> _WORK REQUEST_
Nothing but the records, repeated exactly, should form the response.

▬▬▬▬▬▬

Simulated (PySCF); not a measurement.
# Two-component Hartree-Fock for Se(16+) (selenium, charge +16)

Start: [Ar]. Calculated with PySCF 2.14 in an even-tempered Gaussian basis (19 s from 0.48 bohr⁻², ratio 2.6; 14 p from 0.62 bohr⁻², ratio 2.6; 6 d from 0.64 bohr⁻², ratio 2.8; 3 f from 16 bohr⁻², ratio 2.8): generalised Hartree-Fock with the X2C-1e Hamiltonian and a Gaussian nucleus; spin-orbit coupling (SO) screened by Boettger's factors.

▬▬▬▬▬▬

> _YOUR SOLUTION_
Simulated (PySCF); not a measurement.
# Two-component Hartree-Fock for Se(16+) (selenium, charge +16)

Start: [Ar]. Calculated with PySCF 2.14 in an even-tempered Gaussian basis (19 s from 0.48 bohr⁻², ratio 2.6; 14 p from 0.62 bohr⁻², ratio 2.6; 6 d from 0.64 bohr⁻², ratio 2.8; 3 f from 16 bohr⁻², ratio 2.8): generalised Hartree-Fock with the X2C-1e Hamiltonian and a Gaussian nucleus; spin-orbit coupling (SO) screened by Boettger's factors.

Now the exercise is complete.